# Excerpted data
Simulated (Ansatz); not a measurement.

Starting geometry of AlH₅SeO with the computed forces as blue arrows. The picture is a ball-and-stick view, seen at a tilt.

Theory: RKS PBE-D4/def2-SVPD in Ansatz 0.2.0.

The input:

# Work request
Give back the lines of the data exactly as they are written, from the first line through the line containing "Theory: RKS PBE-D4/def2-SVPD in Ansatz 0.2.0.".

# Answer section
Simulated (Ansatz); not a measurement.

Starting geometry of AlH₅SeO with the computed forces as blue arrows. The picture is a ball-and-stick view, seen at a tilt.

Theory: RKS PBE-D4/def2-SVPD in Ansatz 0.2.0.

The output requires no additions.